*** Material provided ***

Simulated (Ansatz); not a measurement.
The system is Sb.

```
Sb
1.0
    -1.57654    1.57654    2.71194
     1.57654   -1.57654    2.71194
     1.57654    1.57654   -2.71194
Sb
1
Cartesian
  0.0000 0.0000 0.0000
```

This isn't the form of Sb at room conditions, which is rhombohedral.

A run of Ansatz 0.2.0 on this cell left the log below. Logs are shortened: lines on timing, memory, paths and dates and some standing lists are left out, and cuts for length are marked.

*** End of Material provided ***

◆ Work request
Your task is to reproduce the full listing exactly.

◆ Written response
Simulated (Ansatz); not a measurement.
The system is Sb.

```
Sb
1.0
    -1.57654    1.57654    2.71194
     1.57654   -1.57654    2.71194
     1.57654    1.57654   -2.71194
Sb
1
Cartesian
  0.0000 0.0000 0.0000
```

This isn't the form of Sb at room conditions, which is rhombohedral.

A run of Ansatz 0.2.0 on this cell left the log below. Logs are shortened: lines on timing, memory, paths and dates and some standing lists are left out, and cuts for length are marked.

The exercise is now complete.